Start of Block
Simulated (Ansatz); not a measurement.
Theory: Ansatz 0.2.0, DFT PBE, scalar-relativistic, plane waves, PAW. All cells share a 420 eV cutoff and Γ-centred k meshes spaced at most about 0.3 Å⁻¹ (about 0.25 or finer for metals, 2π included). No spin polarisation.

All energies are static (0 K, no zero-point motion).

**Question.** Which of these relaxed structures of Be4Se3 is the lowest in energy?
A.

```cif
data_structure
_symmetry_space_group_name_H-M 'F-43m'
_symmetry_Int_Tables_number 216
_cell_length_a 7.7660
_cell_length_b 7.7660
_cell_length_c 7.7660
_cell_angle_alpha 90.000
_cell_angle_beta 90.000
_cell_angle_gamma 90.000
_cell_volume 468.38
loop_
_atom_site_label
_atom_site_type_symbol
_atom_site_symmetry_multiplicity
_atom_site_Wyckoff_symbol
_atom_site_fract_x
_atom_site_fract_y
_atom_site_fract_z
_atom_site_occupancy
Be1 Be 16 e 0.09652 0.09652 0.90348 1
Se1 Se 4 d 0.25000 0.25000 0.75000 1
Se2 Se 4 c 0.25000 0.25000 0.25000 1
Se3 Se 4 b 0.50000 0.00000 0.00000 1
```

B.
End of Block

Make an exact copy of the whole listing, so that no line is lost.

▶ **WRITTEN SOLUTION**
Simulated (Ansatz); not a measurement.
Theory: Ansatz 0.2.0, DFT PBE, scalar-relativistic, plane waves, PAW. All cells share a 420 eV cutoff and Γ-centred k meshes spaced at most about 0.3 Å⁻¹ (about 0.25 or finer for metals, 2π included). No spin polarisation.

All energies are static (0 K, no zero-point motion).

**Question.** Which of these relaxed structures of Be4Se3 is the lowest in energy?
A.

```cif
data_structure
_symmetry_space_group_name_H-M 'F-43m'
_symmetry_Int_Tables_number 216
_cell_length_a 7.7660
_cell_length_b 7.7660
_cell_length_c 7.7660
_cell_angle_alpha 90.000
_cell_angle_beta 90.000
_cell_angle_gamma 90.000
_cell_volume 468.38
loop_
_atom_site_label
_atom_site_type_symbol
_atom_site_symmetry_multiplicity
_atom_site_Wyckoff_symbol
_atom_site_fract_x
_atom_site_fract_y
_atom_site_fract_z
_atom_site_occupancy
Be1 Be 16 e 0.09652 0.09652 0.90348 1
Se1 Se 4 d 0.25000 0.25000 0.75000 1
Se2 Se 4 c 0.25000 0.25000 0.25000 1
Se3 Se 4 b 0.50000 0.00000 0.00000 1
```

B.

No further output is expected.